### Action item
Reproduce the listing that follows, unchanged and complete.

-------- Material shown --------

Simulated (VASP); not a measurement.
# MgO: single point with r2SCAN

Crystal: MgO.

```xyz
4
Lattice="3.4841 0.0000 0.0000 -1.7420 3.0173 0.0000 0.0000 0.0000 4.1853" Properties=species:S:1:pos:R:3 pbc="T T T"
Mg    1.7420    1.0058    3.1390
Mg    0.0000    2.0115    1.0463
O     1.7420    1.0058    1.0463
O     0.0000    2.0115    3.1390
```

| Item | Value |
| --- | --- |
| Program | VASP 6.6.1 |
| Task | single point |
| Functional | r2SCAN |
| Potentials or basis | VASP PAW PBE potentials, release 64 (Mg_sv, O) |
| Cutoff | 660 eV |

--------

### Your solution
Simulated (VASP); not a measurement.
# MgO: single point with r2SCAN

Crystal: MgO.

```xyz
4
Lattice="3.4841 0.0000 0.0000 -1.7420 3.0173 0.0000 0.0000 0.0000 4.1853" Properties=species:S:1:pos:R:3 pbc="T T T"
Mg    1.7420    1.0058    3.1390
Mg    0.0000    2.0115    1.0463
O     1.7420    1.0058    1.0463
O     0.0000    2.0115    3.1390
```

| Item | Value |
| --- | --- |
| Program | VASP 6.6.1 |
| Task | single point |
| Functional | r2SCAN |
| Potentials or basis | VASP PAW PBE potentials, release 64 (Mg_sv, O) |
| Cutoff | 660 eV |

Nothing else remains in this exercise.